=== Requirement ===
Retype every entry below exactly as it stands.

=== Information provided ===
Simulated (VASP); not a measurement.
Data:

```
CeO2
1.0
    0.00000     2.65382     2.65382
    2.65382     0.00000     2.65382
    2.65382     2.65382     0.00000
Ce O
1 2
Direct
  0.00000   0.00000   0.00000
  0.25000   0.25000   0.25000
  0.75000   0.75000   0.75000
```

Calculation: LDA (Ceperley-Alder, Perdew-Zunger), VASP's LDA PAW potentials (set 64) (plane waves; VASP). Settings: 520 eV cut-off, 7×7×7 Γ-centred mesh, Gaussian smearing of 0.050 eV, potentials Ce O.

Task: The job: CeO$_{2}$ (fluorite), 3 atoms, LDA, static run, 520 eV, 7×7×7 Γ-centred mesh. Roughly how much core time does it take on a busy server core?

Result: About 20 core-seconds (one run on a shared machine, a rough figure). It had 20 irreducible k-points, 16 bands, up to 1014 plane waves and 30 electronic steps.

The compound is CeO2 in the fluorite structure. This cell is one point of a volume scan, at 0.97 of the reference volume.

=== Response area ===
Simulated (VASP); not a measurement.
Data:

```
CeO2
1.0
    0.00000     2.65382     2.65382
    2.65382     0.00000     2.65382
    2.65382     2.65382     0.00000
Ce O
1 2
Direct
  0.00000   0.00000   0.00000
  0.25000   0.25000   0.25000
  0.75000   0.75000   0.75000
```

Calculation: LDA (Ceperley-Alder, Perdew-Zunger), VASP's LDA PAW potentials (set 64) (plane waves; VASP). Settings: 520 eV cut-off, 7×7×7 Γ-centred mesh, Gaussian smearing of 0.050 eV, potentials Ce O.

Task: The job: CeO$_{2}$ (fluorite), 3 atoms, LDA, static run, 520 eV, 7×7×7 Γ-centred mesh. Roughly how much core time does it take on a busy server core?

Result: About 20 core-seconds (one run on a shared machine, a rough figure). It had 20 irreducible k-points, 16 bands, up to 1014 plane waves and 30 electronic steps.

The compound is CeO2 in the fluorite structure. This cell is one point of a volume scan, at 0.97 of the reference volume.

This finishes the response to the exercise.